→ Brief:
Restate verbatim the span of lines below between the line with "The calculation used" and the line with "Task: Which effective", including those two lines, and only that span.

====================
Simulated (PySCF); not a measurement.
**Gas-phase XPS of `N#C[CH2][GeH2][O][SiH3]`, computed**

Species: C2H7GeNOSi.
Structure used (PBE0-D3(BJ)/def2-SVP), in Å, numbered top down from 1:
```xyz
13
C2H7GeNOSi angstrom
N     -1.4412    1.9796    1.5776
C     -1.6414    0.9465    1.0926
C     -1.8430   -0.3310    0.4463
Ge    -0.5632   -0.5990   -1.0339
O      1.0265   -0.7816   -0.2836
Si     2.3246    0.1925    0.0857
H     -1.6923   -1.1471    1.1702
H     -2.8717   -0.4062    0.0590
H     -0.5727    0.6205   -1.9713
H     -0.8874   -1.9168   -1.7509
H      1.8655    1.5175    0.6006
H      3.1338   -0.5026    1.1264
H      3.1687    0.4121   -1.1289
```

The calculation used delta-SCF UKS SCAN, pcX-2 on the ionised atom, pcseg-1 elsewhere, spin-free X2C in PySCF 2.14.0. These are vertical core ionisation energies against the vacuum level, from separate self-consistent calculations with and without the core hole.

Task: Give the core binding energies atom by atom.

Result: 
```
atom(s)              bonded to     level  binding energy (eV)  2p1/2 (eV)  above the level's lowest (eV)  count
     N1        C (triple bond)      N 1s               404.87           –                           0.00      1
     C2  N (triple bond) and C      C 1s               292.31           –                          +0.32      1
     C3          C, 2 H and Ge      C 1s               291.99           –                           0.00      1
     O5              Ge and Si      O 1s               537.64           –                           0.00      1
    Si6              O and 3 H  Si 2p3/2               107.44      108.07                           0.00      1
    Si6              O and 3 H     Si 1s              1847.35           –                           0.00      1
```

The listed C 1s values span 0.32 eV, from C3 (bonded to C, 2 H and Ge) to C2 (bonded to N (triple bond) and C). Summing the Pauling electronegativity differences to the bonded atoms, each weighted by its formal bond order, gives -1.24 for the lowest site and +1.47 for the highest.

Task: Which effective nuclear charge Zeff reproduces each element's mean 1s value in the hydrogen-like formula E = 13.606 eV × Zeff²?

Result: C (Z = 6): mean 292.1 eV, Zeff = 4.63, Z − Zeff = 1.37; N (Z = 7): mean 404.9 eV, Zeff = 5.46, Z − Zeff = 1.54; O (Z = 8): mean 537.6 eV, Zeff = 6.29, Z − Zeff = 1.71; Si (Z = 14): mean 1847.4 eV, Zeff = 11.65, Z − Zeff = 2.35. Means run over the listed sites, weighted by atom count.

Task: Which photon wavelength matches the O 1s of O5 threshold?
====================

→ Written reply:
The calculation used delta-SCF UKS SCAN, pcX-2 on the ionised atom, pcseg-1 elsewhere, spin-free X2C in PySCF 2.14.0. These are vertical core ionisation energies against the vacuum level, from separate self-consistent calculations with and without the core hole.

Task: Give the core binding energies atom by atom.

Result: 
```
atom(s)              bonded to     level  binding energy (eV)  2p1/2 (eV)  above the level's lowest (eV)  count
     N1        C (triple bond)      N 1s               404.87           –                           0.00      1
     C2  N (triple bond) and C      C 1s               292.31           –                          +0.32      1
     C3          C, 2 H and Ge      C 1s               291.99           –                           0.00      1
     O5              Ge and Si      O 1s               537.64           –                           0.00      1
    Si6              O and 3 H  Si 2p3/2               107.44      108.07                           0.00      1
    Si6              O and 3 H     Si 1s              1847.35           –                           0.00      1
```

The listed C 1s values span 0.32 eV, from C3 (bonded to C, 2 H and Ge) to C2 (bonded to N (triple bond) and C). Summing the Pauling electronegativity differences to the bonded atoms, each weighted by its formal bond order, gives -1.24 for the lowest site and +1.47 for the highest.

Task: Which effective nuclear charge Zeff reproduces each element's mean 1s value in the hydrogen-like formula E = 13.606 eV × Zeff²?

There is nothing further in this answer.